DATA FOR ANALYSIS Block Start
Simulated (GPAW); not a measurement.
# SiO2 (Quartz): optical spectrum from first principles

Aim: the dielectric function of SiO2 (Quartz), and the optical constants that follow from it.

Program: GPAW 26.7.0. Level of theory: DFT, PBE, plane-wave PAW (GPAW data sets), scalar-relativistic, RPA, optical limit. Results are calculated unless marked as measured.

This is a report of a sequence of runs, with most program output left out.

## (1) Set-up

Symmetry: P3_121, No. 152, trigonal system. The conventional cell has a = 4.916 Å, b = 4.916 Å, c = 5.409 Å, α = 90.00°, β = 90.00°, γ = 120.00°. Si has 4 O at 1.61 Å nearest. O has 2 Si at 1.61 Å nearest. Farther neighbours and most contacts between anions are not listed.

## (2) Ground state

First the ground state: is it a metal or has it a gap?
DATA FOR ANALYSIS Block End

A word-for-word restatement of all the records is required.

## RESPONSE BOX
Simulated (GPAW); not a measurement.
# SiO2 (Quartz): optical spectrum from first principles

Aim: the dielectric function of SiO2 (Quartz), and the optical constants that follow from it.

Program: GPAW 26.7.0. Level of theory: DFT, PBE, plane-wave PAW (GPAW data sets), scalar-relativistic, RPA, optical limit. Results are calculated unless marked as measured.

This is a report of a sequence of runs, with most program output left out.

## (1) Set-up

Symmetry: P3_121, No. 152, trigonal system. The conventional cell has a = 4.916 Å, b = 4.916 Å, c = 5.409 Å, α = 90.00°, β = 90.00°, γ = 120.00°. Si has 4 O at 1.61 Å nearest. O has 2 Si at 1.61 Å nearest. Farther neighbours and most contacts between anions are not listed.

## (2) Ground state

First the ground state: is it a metal or has it a gap?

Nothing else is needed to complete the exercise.